Work item — Copy nothing from the entries below except the lines from the one containing "Off-state leakage of" through the one containing "n-channel devices of", and copy those exactly.

Given entries —
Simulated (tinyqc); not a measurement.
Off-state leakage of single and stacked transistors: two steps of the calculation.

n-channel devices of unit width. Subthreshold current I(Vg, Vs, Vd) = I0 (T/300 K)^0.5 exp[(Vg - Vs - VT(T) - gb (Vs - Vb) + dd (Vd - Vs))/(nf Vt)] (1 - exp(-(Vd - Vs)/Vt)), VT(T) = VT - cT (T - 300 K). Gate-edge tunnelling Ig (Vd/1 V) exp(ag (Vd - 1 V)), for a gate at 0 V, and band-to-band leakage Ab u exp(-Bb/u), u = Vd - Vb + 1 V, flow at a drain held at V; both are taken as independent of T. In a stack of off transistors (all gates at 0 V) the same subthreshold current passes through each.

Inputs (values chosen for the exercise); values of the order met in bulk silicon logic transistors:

Task result —
Off-state leakage of single and stacked transistors: two steps of the calculation.

n-channel devices of unit width. Subthreshold current I(Vg, Vs, Vd) = I0 (T/300 K)^0.5 exp[(Vg - Vs - VT(T) - gb (Vs - Vb) + dd (Vd - Vs))/(nf Vt)] (1 - exp(-(Vd - Vs)/Vt)), VT(T) = VT - cT (T - 300 K). Gate-edge tunnelling Ig (Vd/1 V) exp(ag (Vd - 1 V)), for a gate at 0 V, and band-to-band leakage Ab u exp(-Bb/u), u = Vd - Vb + 1 V, flow at a drain held at V; both are taken as independent of T. In a stack of off transistors (all gates at 0 V) the same subthreshold current passes through each.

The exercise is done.